==============================

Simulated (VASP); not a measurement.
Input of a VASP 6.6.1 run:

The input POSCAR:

==============================

*WORK ITEM*: Return every record above exactly, line by line.

*ANSWER BOX*:
Simulated (VASP); not a measurement.
Input of a VASP 6.6.1 run:

The input POSCAR:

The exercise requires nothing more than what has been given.